→ **WORK TASK**: For this exercise, restate word for word only the lines from the first line of the data to the line containing "Take MgS in".

→ **DATA SHOWN**:
************
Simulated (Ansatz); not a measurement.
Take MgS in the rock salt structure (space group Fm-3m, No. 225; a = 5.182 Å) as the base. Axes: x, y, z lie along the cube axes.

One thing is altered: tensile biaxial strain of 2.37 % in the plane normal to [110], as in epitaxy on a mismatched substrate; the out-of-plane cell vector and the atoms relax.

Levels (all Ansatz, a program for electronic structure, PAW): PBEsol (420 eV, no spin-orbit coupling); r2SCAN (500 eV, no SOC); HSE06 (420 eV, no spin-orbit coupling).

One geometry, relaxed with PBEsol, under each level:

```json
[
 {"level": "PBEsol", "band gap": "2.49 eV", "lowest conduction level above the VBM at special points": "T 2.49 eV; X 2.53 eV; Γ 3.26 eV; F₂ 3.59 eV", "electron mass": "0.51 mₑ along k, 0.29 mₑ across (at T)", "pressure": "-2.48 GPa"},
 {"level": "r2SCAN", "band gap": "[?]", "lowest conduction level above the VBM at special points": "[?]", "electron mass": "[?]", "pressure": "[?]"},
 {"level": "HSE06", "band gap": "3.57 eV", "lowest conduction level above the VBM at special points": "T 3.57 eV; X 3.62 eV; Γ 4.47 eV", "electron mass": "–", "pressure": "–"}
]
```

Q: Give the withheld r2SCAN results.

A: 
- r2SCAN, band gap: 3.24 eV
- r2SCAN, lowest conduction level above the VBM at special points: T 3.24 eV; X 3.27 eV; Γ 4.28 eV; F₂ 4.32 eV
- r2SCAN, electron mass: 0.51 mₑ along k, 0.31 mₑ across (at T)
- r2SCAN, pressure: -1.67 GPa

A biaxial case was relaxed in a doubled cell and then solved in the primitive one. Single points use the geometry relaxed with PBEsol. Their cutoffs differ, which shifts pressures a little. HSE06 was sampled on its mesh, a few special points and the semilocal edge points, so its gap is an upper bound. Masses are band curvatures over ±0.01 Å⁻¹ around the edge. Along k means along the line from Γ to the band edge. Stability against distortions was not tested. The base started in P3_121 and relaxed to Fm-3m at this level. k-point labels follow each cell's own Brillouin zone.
************

→ **WORKED SOLUTION**:
Simulated (Ansatz); not a measurement.
Take MgS in the rock salt structure (space group Fm-3m, No. 225; a = 5.182 Å) as the base. Axes: x, y, z lie along the cube axes.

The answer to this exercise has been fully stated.